### GIVEN RECORDS
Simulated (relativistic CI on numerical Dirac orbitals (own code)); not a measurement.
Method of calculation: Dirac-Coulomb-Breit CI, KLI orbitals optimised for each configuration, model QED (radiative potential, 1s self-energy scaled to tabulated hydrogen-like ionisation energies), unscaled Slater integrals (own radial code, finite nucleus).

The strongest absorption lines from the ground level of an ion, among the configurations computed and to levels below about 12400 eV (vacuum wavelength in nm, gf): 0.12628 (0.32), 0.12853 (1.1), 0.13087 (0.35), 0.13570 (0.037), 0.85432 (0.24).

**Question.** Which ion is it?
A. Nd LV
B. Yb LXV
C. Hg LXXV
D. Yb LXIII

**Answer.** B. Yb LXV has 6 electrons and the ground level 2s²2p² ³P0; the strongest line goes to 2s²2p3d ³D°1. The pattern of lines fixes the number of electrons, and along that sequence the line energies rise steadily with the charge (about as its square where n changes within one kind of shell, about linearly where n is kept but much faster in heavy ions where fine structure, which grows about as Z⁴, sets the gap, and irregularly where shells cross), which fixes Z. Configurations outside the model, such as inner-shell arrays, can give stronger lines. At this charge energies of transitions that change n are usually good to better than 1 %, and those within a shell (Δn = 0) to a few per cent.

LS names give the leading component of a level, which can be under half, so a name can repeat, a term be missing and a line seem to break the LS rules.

### WORK TASK
Please output the exact lines of the records above, beginning with the first and stopping after the line that holds "D. Yb LXIII", and nothing else.

### SOLUTION
Simulated (relativistic CI on numerical Dirac orbitals (own code)); not a measurement.
Method of calculation: Dirac-Coulomb-Breit CI, KLI orbitals optimised for each configuration, model QED (radiative potential, 1s self-energy scaled to tabulated hydrogen-like ionisation energies), unscaled Slater integrals (own radial code, finite nucleus).

The strongest absorption lines from the ground level of an ion, among the configurations computed and to levels below about 12400 eV (vacuum wavelength in nm, gf): 0.12628 (0.32), 0.12853 (1.1), 0.13087 (0.35), 0.13570 (0.037), 0.85432 (0.24).

**Question.** Which ion is it?
A. Nd LV
B. Yb LXV
C. Hg LXXV
D. Yb LXIII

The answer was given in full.